■ Work item ■
Copy out, exactly, the first line of the entries below and every line after it through the one containing "Wanted: whether LuH2".

■ Given entries ■
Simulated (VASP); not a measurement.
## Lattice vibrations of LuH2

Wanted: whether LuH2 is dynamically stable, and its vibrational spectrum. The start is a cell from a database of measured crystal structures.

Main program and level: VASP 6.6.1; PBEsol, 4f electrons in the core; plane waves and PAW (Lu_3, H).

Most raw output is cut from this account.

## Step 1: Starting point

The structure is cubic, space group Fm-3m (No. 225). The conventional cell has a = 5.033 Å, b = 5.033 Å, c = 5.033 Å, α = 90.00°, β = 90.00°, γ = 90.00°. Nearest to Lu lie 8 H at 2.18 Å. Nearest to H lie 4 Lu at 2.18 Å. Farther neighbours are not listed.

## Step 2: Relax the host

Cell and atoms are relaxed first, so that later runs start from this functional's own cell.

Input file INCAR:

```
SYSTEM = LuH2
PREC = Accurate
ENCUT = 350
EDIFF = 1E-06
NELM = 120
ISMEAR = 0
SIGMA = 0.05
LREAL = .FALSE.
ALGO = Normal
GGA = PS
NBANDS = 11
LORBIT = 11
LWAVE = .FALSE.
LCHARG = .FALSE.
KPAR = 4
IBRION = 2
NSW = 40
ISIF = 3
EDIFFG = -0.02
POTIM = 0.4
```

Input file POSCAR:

■ Result ■
Simulated (VASP); not a measurement.
## Lattice vibrations of LuH2

Wanted: whether LuH2 is dynamically stable, and its vibrational spectrum. The start is a cell from a database of measured crystal structures.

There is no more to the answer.